Reproduce the listing in full. Keep every character unchanged.

___ RECORDS SHOWN ___
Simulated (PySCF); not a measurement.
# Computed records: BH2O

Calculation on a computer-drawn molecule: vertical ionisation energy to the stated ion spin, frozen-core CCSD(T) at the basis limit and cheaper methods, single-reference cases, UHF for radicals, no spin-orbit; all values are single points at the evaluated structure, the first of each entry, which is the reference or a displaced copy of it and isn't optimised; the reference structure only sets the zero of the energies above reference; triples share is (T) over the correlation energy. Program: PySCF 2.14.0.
___

◆ **WRITTEN SOLUTION**
Simulated (PySCF); not a measurement.
# Computed records: BH2O

Calculation on a computer-drawn molecule: vertical ionisation energy to the stated ion spin, frozen-core CCSD(T) at the basis limit and cheaper methods, single-reference cases, UHF for radicals, no spin-orbit; all values are single points at the evaluated structure, the first of each entry, which is the reference or a displaced copy of it and isn't optimised; the reference structure only sets the zero of the energies above reference; triples share is (T) over the correlation energy. Program: PySCF 2.14.0.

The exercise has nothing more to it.